Work instruction>
As soon as the line containing "4.075 | 4.081 |" appears in the material below, start returning lines exactly, and end with the line containing "4.139 | 4.165 |".

Given data>
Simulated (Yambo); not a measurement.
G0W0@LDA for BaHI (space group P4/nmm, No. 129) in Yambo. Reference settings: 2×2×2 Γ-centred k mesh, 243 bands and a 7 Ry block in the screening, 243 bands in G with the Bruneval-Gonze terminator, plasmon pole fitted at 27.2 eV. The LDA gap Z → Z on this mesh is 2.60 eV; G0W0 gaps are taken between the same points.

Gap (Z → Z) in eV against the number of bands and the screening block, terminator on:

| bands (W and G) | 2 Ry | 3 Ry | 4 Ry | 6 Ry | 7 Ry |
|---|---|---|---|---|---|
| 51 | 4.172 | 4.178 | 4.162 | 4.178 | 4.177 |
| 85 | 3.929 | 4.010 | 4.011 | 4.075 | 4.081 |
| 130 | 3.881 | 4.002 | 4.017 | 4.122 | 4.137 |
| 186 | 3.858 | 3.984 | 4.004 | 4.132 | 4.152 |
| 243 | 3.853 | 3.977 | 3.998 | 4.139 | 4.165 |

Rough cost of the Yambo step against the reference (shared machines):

Your response>
| 85 | 3.929 | 4.010 | 4.011 | 4.075 | 4.081 |
| 130 | 3.881 | 4.002 | 4.017 | 4.122 | 4.137 |
| 186 | 3.858 | 3.984 | 4.004 | 4.132 | 4.152 |
| 243 | 3.853 | 3.977 | 3.998 | 4.139 | 4.165 |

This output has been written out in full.